Work item: Give back exactly the stretch of data below from the line holding "4.00 | 0.01 |" through the line holding "3.31 | 0.01 |", both ends included, and leave the remaining lines out.

· · · · · · ·

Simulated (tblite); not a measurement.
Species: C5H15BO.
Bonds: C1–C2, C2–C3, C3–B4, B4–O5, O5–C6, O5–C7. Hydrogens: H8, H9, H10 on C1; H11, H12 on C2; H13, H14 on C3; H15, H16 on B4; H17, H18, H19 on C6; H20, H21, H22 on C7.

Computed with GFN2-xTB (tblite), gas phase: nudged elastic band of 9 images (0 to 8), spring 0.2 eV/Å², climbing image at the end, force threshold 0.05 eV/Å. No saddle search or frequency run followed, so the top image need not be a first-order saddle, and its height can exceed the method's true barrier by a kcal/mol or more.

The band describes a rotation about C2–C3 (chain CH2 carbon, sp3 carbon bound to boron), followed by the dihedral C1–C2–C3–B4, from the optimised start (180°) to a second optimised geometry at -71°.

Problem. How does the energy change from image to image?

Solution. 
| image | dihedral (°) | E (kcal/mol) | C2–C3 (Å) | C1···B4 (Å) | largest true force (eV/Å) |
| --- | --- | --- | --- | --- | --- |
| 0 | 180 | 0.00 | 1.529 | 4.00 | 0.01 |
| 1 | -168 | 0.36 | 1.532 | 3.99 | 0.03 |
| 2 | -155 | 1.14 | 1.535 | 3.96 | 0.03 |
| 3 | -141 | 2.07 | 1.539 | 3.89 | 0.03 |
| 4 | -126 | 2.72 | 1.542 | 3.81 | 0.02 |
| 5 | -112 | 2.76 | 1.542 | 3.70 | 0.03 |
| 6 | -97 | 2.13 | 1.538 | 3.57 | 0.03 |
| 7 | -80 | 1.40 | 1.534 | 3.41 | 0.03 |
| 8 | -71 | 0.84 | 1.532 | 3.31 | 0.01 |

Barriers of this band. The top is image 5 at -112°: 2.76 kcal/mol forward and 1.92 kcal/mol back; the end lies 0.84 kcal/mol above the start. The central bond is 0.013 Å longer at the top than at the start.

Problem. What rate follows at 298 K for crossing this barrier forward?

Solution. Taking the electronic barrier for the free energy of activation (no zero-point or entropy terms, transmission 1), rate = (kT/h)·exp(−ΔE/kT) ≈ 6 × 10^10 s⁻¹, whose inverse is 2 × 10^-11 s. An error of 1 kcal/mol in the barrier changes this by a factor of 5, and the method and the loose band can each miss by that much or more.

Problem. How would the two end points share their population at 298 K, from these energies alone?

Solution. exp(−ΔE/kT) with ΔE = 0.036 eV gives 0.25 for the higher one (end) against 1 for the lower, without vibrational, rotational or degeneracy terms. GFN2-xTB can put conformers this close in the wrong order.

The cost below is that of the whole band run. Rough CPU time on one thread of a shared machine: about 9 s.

· · · · · · ·

Response:
| 0 | 180 | 0.00 | 1.529 | 4.00 | 0.01 |
| 1 | -168 | 0.36 | 1.532 | 3.99 | 0.03 |
| 2 | -155 | 1.14 | 1.535 | 3.96 | 0.03 |
| 3 | -141 | 2.07 | 1.539 | 3.89 | 0.03 |
| 4 | -126 | 2.72 | 1.542 | 3.81 | 0.02 |
| 5 | -112 | 2.76 | 1.542 | 3.70 | 0.03 |
| 6 | -97 | 2.13 | 1.538 | 3.57 | 0.03 |
| 7 | -80 | 1.40 | 1.534 | 3.41 | 0.03 |
| 8 | -71 | 0.84 | 1.532 | 3.31 | 0.01 |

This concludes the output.